• • •

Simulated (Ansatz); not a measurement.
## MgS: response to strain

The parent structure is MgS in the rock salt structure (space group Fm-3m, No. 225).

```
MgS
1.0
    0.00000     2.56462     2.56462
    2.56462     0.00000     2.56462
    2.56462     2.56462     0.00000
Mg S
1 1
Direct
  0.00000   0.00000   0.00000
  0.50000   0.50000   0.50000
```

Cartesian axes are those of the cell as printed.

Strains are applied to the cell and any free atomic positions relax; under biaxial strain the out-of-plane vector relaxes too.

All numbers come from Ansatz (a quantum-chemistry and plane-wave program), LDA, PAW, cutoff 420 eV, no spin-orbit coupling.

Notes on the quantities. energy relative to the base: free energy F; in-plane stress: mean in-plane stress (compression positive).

• • •

● Activity: The output must reproduce the whole listing without a single change.

● Response box:
Simulated (Ansatz); not a measurement.
## MgS: response to strain

The parent structure is MgS in the rock salt structure (space group Fm-3m, No. 225).

```
MgS
1.0
    0.00000     2.56462     2.56462
    2.56462     0.00000     2.56462
    2.56462     2.56462     0.00000
Mg S
1 1
Direct
  0.00000   0.00000   0.00000
  0.50000   0.50000   0.50000
```

Cartesian axes are those of the cell as printed.

Strains are applied to the cell and any free atomic positions relax; under biaxial strain the out-of-plane vector relaxes too.

All numbers come from Ansatz (a quantum-chemistry and plane-wave program), LDA, PAW, cutoff 420 eV, no spin-orbit coupling.

Notes on the quantities. energy relative to the base: free energy F; in-plane stress: mean in-plane stress (compression positive).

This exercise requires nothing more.